Supplied material Start Marker
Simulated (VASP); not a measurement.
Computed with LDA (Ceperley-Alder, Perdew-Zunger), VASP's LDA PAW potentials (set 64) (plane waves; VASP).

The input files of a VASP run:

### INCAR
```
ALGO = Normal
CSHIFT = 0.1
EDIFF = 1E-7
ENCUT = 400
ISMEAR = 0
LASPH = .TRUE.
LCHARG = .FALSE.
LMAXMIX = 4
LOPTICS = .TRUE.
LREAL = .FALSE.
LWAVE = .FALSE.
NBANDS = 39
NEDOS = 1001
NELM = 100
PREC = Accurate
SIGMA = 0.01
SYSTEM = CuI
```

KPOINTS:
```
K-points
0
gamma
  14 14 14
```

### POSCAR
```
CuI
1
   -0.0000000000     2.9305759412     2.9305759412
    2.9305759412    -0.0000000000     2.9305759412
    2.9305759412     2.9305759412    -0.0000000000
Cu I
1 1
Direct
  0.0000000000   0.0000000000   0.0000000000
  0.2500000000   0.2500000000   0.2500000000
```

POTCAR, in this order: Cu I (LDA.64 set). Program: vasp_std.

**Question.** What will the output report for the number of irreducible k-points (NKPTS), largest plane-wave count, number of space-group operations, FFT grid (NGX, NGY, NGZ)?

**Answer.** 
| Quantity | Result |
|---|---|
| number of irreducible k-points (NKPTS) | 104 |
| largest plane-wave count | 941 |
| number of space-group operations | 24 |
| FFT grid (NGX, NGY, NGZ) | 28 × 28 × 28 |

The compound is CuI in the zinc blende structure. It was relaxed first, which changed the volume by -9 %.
Supplied material End Marker

## Action item
Starting with the line that holds "(NGX, NGY, NGZ)?" and ending with the line that holds "28 × 28 × 28 |", retype every line in the data above exactly, and nothing else.

## Problem solution
**Question.** What will the output report for the number of irreducible k-points (NKPTS), largest plane-wave count, number of space-group operations, FFT grid (NGX, NGY, NGZ)?

**Answer.** 
| Quantity | Result |
|---|---|
| number of irreducible k-points (NKPTS) | 104 |
| largest plane-wave count | 941 |
| number of space-group operations | 24 |
| FFT grid (NGX, NGY, NGZ) | 28 × 28 × 28 |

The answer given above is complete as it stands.